**WORK ORDER:** Begin at the top of the records and copy each line exactly. The line containing "Q: How much" is the last one to include.

**LISTED RECORDS:**
******

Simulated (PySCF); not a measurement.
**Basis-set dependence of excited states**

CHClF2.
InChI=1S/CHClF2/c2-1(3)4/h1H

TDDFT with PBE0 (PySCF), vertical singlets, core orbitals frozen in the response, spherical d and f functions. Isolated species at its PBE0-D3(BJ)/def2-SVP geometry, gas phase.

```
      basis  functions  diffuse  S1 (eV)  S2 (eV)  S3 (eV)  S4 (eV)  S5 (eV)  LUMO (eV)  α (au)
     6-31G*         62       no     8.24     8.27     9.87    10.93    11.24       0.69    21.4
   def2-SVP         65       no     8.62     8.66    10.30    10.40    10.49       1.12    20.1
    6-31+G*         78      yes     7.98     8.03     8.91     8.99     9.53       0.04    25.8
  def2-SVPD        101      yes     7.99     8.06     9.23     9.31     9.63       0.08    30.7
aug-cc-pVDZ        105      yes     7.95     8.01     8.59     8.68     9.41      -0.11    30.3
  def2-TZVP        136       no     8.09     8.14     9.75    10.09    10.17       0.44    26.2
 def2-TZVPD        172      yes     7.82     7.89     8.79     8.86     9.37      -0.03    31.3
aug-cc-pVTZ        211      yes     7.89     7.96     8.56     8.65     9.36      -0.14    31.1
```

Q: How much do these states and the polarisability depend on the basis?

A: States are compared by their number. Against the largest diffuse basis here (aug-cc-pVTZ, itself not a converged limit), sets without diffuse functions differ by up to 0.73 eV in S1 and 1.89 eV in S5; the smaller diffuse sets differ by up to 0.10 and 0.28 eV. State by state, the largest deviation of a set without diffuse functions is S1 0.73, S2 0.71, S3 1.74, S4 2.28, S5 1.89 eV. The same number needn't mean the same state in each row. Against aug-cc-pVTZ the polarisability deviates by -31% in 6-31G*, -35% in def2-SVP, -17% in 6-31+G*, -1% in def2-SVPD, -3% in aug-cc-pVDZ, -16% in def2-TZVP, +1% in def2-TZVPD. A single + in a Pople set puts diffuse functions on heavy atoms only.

******

**WRITTEN ANSWER:**
Simulated (PySCF); not a measurement.
**Basis-set dependence of excited states**

CHClF2.
InChI=1S/CHClF2/c2-1(3)4/h1H

TDDFT with PBE0 (PySCF), vertical singlets, core orbitals frozen in the response, spherical d and f functions. Isolated species at its PBE0-D3(BJ)/def2-SVP geometry, gas phase.

```
      basis  functions  diffuse  S1 (eV)  S2 (eV)  S3 (eV)  S4 (eV)  S5 (eV)  LUMO (eV)  α (au)
     6-31G*         62       no     8.24     8.27     9.87    10.93    11.24       0.69    21.4
   def2-SVP         65       no     8.62     8.66    10.30    10.40    10.49       1.12    20.1
    6-31+G*         78      yes     7.98     8.03     8.91     8.99     9.53       0.04    25.8
  def2-SVPD        101      yes     7.99     8.06     9.23     9.31     9.63       0.08    30.7
aug-cc-pVDZ        105      yes     7.95     8.01     8.59     8.68     9.41      -0.11    30.3
  def2-TZVP        136       no     8.09     8.14     9.75    10.09    10.17       0.44    26.2
 def2-TZVPD        172      yes     7.82     7.89     8.79     8.86     9.37      -0.03    31.3
aug-cc-pVTZ        211      yes     7.89     7.96     8.56     8.65     9.36      -0.14    31.1
```

Q: How much do these states and the polarisability depend on the basis?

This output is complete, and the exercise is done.